• _Action item_: Please copy out the entries below exactly, beginning with the line that contains "# Y4LuGe: the cost of one run" and ending with the line that contains "### 1 The system as given", and include nothing outside that span.

• _Data for analysis_:
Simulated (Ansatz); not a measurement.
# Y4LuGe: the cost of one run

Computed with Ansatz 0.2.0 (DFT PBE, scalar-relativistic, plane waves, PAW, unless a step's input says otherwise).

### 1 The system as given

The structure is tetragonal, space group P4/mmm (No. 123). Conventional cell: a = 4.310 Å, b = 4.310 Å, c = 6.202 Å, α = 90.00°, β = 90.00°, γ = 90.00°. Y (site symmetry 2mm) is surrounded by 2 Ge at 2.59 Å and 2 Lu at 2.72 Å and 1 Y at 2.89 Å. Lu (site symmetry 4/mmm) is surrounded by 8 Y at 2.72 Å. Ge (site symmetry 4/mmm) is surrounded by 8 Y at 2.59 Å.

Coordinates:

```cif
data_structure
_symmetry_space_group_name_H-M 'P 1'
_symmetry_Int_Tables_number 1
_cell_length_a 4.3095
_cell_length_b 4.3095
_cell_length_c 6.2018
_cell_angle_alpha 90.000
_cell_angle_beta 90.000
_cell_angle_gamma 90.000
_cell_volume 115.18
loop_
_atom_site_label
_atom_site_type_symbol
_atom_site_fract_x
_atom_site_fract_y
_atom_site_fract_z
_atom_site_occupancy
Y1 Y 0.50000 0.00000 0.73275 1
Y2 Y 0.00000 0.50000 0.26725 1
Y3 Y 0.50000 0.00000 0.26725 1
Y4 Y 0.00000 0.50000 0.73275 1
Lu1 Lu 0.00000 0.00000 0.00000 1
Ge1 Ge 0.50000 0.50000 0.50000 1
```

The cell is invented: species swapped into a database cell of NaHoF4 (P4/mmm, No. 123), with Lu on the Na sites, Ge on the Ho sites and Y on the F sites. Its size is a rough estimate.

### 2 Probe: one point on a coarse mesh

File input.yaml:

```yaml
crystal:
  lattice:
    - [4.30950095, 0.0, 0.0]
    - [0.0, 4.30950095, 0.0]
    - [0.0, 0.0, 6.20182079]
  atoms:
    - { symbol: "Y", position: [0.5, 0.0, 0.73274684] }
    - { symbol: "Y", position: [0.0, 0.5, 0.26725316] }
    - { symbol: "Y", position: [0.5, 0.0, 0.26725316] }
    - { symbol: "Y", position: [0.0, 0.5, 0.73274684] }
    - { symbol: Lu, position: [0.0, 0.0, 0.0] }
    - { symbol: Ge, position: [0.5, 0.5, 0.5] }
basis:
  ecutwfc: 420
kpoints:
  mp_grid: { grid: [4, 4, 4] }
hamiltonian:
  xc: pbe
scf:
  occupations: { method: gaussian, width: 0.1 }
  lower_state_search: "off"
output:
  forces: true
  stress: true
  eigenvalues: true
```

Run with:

• _Written response_:
# Y4LuGe: the cost of one run

Computed with Ansatz 0.2.0 (DFT PBE, scalar-relativistic, plane waves, PAW, unless a step's input says otherwise).

### 1 The system as given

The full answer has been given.